**Data for review**
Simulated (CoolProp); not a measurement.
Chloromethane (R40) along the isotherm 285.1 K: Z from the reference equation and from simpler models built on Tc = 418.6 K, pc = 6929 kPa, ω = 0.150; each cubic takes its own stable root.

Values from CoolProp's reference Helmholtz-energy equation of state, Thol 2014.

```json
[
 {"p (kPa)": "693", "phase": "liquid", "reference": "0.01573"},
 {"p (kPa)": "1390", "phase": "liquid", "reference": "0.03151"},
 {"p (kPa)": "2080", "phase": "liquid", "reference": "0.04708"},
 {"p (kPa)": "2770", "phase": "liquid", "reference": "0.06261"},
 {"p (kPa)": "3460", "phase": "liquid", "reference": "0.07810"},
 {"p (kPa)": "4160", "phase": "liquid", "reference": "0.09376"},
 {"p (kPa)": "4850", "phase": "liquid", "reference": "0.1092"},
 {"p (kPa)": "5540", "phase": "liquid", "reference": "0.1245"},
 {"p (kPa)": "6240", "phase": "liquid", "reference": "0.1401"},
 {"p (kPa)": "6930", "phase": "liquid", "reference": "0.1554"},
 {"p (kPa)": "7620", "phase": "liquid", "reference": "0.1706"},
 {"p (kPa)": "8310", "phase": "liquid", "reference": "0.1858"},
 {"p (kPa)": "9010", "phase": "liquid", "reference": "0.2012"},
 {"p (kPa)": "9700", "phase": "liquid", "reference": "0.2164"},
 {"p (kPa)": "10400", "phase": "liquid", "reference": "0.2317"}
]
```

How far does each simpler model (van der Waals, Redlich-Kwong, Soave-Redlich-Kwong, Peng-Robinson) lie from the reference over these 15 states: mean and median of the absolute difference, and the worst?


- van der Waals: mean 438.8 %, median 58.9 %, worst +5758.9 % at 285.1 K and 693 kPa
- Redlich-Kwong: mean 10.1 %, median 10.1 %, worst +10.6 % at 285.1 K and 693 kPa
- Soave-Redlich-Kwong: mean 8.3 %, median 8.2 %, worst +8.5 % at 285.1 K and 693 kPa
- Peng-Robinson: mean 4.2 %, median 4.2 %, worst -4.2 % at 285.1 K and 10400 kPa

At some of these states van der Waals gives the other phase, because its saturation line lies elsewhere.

**Work task**
Starting from the first line of the records above, retype each line exactly up to and including the one that contains "- Peng-Robinson: mean", and nothing more.

**Response box**
Simulated (CoolProp); not a measurement.
Chloromethane (R40) along the isotherm 285.1 K: Z from the reference equation and from simpler models built on Tc = 418.6 K, pc = 6929 kPa, ω = 0.150; each cubic takes its own stable root.

Values from CoolProp's reference Helmholtz-energy equation of state, Thol 2014.

```json
[
 {"p (kPa)": "693", "phase": "liquid", "reference": "0.01573"},
 {"p (kPa)": "1390", "phase": "liquid", "reference": "0.03151"},
 {"p (kPa)": "2080", "phase": "liquid", "reference": "0.04708"},
 {"p (kPa)": "2770", "phase": "liquid", "reference": "0.06261"},
 {"p (kPa)": "3460", "phase": "liquid", "reference": "0.07810"},
 {"p (kPa)": "4160", "phase": "liquid", "reference": "0.09376"},
 {"p (kPa)": "4850", "phase": "liquid", "reference": "0.1092"},
 {"p (kPa)": "5540", "phase": "liquid", "reference": "0.1245"},
 {"p (kPa)": "6240", "phase": "liquid", "reference": "0.1401"},
 {"p (kPa)": "6930", "phase": "liquid", "reference": "0.1554"},
 {"p (kPa)": "7620", "phase": "liquid", "reference": "0.1706"},
 {"p (kPa)": "8310", "phase": "liquid", "reference": "0.1858"},
 {"p (kPa)": "9010", "phase": "liquid", "reference": "0.2012"},
 {"p (kPa)": "9700", "phase": "liquid", "reference": "0.2164"},
 {"p (kPa)": "10400", "phase": "liquid", "reference": "0.2317"}
]
```

How far does each simpler model (van der Waals, Redlich-Kwong, Soave-Redlich-Kwong, Peng-Robinson) lie from the reference over these 15 states: mean and median of the absolute difference, and the worst?


- van der Waals: mean 438.8 %, median 58.9 %, worst +5758.9 % at 285.1 K and 693 kPa
- Redlich-Kwong: mean 10.1 %, median 10.1 %, worst +10.6 % at 285.1 K and 693 kPa
- Soave-Redlich-Kwong: mean 8.3 %, median 8.2 %, worst +8.5 % at 285.1 K and 693 kPa
- Peng-Robinson: mean 4.2 %, median 4.2 %, worst -4.2 % at 285.1 K and 10400 kPa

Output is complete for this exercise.